Start of Block

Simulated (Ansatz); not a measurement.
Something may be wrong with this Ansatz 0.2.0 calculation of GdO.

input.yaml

End of Block

Requirement: Every record shown above must be echoed exactly.

Worked solution:
Simulated (Ansatz); not a measurement.
Something may be wrong with this Ansatz 0.2.0 calculation of GdO.

input.yaml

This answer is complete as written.